### SOURCE DATA
^^^^^^^^^^^^^^^^

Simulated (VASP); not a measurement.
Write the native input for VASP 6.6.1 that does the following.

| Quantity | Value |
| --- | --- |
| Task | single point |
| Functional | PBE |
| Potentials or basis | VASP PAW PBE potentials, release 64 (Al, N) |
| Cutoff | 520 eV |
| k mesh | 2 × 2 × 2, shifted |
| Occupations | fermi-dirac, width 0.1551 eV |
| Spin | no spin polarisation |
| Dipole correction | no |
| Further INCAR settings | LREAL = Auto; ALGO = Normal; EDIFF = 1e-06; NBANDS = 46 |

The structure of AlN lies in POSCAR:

^^^^^^^^^^^^^^^^

### WORK INSTRUCTION
The full set of entries should be transcribed exactly.

### REPLY
Simulated (VASP); not a measurement.
Write the native input for VASP 6.6.1 that does the following.

| Quantity | Value |
| --- | --- |
| Task | single point |
| Functional | PBE |
| Potentials or basis | VASP PAW PBE potentials, release 64 (Al, N) |
| Cutoff | 520 eV |
| k mesh | 2 × 2 × 2, shifted |
| Occupations | fermi-dirac, width 0.1551 eV |
| Spin | no spin polarisation |
| Dipole correction | no |
| Further INCAR settings | LREAL = Auto; ALGO = Normal; EDIFF = 1e-06; NBANDS = 46 |

The structure of AlN lies in POSCAR:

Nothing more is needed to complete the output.